◆ Work item:
Could you retype, exactly as written, every line from the top of the records through the line that contains "The calculation used"?

◆ Given information:
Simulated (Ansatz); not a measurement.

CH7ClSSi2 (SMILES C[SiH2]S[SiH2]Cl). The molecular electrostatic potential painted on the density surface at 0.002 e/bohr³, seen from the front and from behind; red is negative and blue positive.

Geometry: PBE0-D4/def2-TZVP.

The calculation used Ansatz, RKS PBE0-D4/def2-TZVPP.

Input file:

◆ Written reply:
Simulated (Ansatz); not a measurement.

CH7ClSSi2 (SMILES C[SiH2]S[SiH2]Cl). The molecular electrostatic potential painted on the density surface at 0.002 e/bohr³, seen from the front and from behind; red is negative and blue positive.

Geometry: PBE0-D4/def2-TZVP.

The calculation used Ansatz, RKS PBE0-D4/def2-TZVPP.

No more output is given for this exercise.